REQUIRED ACTION: Take the records below and retype them line by line, from the first line through the one containing "at 4.10 eV) |"; stop there.

PROVIDED INFORMATION START
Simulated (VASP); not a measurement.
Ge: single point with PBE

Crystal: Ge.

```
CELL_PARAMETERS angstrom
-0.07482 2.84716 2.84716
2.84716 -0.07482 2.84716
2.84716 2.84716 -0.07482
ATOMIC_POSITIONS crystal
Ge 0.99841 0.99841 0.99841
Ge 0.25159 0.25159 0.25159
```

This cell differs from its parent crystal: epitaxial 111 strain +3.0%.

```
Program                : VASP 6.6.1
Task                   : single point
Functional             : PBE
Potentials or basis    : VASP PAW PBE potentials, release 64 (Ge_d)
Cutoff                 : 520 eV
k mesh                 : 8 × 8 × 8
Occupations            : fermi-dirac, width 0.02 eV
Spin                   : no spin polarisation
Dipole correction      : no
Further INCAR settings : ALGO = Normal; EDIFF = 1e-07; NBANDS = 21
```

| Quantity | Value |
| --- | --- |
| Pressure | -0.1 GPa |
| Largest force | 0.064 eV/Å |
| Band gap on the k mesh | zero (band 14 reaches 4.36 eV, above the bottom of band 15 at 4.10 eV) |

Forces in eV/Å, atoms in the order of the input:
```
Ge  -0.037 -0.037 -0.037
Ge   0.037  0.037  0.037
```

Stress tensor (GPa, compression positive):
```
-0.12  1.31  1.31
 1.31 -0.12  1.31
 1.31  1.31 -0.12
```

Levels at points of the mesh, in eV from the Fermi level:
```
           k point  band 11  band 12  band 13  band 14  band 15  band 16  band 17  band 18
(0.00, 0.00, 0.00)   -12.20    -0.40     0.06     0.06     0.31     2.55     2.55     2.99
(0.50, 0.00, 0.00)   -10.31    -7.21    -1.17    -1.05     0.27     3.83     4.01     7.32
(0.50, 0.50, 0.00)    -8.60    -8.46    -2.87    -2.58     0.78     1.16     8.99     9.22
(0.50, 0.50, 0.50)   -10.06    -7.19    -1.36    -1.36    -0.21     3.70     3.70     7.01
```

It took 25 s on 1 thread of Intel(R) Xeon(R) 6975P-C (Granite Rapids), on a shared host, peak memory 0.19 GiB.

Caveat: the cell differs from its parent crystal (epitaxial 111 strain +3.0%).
PROVIDED INFORMATION END

EXERCISE RESPONSE:
Simulated (VASP); not a measurement.
Ge: single point with PBE

Crystal: Ge.

```
CELL_PARAMETERS angstrom
-0.07482 2.84716 2.84716
2.84716 -0.07482 2.84716
2.84716 2.84716 -0.07482
ATOMIC_POSITIONS crystal
Ge 0.99841 0.99841 0.99841
Ge 0.25159 0.25159 0.25159
```

This cell differs from its parent crystal: epitaxial 111 strain +3.0%.

```
Program                : VASP 6.6.1
Task                   : single point
Functional             : PBE
Potentials or basis    : VASP PAW PBE potentials, release 64 (Ge_d)
Cutoff                 : 520 eV
k mesh                 : 8 × 8 × 8
Occupations            : fermi-dirac, width 0.02 eV
Spin                   : no spin polarisation
Dipole correction      : no
Further INCAR settings : ALGO = Normal; EDIFF = 1e-07; NBANDS = 21
```

| Quantity | Value |
| --- | --- |
| Pressure | -0.1 GPa |
| Largest force | 0.064 eV/Å |
| Band gap on the k mesh | zero (band 14 reaches 4.36 eV, above the bottom of band 15 at 4.10 eV) |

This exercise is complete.